● Work item:
Would you output all the entries below without altering a word?

● Data listing:
┏━━

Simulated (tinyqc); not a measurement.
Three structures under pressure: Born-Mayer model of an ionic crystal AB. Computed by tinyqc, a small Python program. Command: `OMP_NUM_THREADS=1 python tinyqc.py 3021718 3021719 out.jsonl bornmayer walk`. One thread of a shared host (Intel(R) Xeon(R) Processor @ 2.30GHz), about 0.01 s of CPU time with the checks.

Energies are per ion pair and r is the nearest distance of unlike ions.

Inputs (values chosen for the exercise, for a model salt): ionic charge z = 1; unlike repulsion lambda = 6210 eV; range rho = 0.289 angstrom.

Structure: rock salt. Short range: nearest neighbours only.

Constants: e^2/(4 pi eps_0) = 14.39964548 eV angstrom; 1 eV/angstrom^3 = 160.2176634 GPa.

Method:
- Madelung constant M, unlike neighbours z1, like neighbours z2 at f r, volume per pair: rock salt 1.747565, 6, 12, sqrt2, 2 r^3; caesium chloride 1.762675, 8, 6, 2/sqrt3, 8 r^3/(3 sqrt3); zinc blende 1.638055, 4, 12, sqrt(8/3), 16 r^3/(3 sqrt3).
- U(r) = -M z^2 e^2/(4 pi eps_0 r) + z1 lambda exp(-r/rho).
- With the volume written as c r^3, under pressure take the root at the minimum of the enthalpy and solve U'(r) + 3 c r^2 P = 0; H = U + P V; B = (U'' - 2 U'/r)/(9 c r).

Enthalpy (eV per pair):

┗━━

● Problem solution:
Simulated (tinyqc); not a measurement.
Three structures under pressure: Born-Mayer model of an ionic crystal AB. Computed by tinyqc, a small Python program. Command: `OMP_NUM_THREADS=1 python tinyqc.py 3021718 3021719 out.jsonl bornmayer walk`. One thread of a shared host (Intel(R) Xeon(R) Processor @ 2.30GHz), about 0.01 s of CPU time with the checks.

Energies are per ion pair and r is the nearest distance of unlike ions.

Inputs (values chosen for the exercise, for a model salt): ionic charge z = 1; unlike repulsion lambda = 6210 eV; range rho = 0.289 angstrom.

Structure: rock salt. Short range: nearest neighbours only.

Constants: e^2/(4 pi eps_0) = 14.39964548 eV angstrom; 1 eV/angstrom^3 = 160.2176634 GPa.

Method:
- Madelung constant M, unlike neighbours z1, like neighbours z2 at f r, volume per pair: rock salt 1.747565, 6, 12, sqrt2, 2 r^3; caesium chloride 1.762675, 8, 6, 2/sqrt3, 8 r^3/(3 sqrt3); zinc blende 1.638055, 4, 12, sqrt(8/3), 16 r^3/(3 sqrt3).
- U(r) = -M z^2 e^2/(4 pi eps_0 r) + z1 lambda exp(-r/rho).
- With the volume written as c r^3, under pressure take the root at the minimum of the enthalpy and solve U'(r) + 3 c r^2 P = 0; H = U + P V; B = (U'' - 2 U'/r)/(9 c r).

Enthalpy (eV per pair):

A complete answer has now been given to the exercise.